• [Entries provided]
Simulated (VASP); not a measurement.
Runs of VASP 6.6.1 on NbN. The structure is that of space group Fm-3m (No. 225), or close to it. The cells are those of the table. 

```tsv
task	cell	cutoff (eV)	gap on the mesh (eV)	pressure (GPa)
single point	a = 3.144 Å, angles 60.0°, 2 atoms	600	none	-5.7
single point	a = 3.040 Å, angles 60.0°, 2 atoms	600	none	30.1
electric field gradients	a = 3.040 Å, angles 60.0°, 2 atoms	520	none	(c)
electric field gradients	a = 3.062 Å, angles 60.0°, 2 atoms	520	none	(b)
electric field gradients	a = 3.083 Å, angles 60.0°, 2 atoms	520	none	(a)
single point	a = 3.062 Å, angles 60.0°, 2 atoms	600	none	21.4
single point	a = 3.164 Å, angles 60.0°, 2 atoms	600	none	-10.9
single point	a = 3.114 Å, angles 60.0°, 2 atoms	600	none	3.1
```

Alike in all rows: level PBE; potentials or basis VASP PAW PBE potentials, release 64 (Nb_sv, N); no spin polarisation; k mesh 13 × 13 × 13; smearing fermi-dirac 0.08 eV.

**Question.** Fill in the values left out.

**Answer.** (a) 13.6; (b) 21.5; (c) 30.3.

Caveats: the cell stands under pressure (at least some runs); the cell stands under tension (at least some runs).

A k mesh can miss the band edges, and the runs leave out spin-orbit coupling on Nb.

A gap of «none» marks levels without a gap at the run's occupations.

• [Action item] Give back, word for word, only the lines above from the line holding "Alike in all" to the line holding "21.5; (c) 30.3.", both included.

• [Written response]
Alike in all rows: level PBE; potentials or basis VASP PAW PBE potentials, release 64 (Nb_sv, N); no spin polarisation; k mesh 13 × 13 × 13; smearing fermi-dirac 0.08 eV.

**Question.** Fill in the values left out.

**Answer.** (a) 13.6; (b) 21.5; (c) 30.3.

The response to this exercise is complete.